Required action: Repeat verbatim only the lines from the opening of the material below through the one that contains "Harmonic frequencies (cm⁻¹)".

Segment Open

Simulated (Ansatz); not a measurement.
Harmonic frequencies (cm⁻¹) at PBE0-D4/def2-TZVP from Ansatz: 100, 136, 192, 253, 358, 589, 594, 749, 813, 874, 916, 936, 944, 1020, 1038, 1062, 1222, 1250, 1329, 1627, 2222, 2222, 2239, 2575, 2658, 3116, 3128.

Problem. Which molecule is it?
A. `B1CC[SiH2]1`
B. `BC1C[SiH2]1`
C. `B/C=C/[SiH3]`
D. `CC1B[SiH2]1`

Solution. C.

Segment Closed

Solution:
Simulated (Ansatz); not a measurement.
Harmonic frequencies (cm⁻¹) at PBE0-D4/def2-TZVP from Ansatz: 100, 136, 192, 253, 358, 589, 594, 749, 813, 874, 916, 936, 944, 1020, 1038, 1062, 1222, 1250, 1329, 1627, 2222, 2222, 2239, 2575, 2658, 3116, 3128.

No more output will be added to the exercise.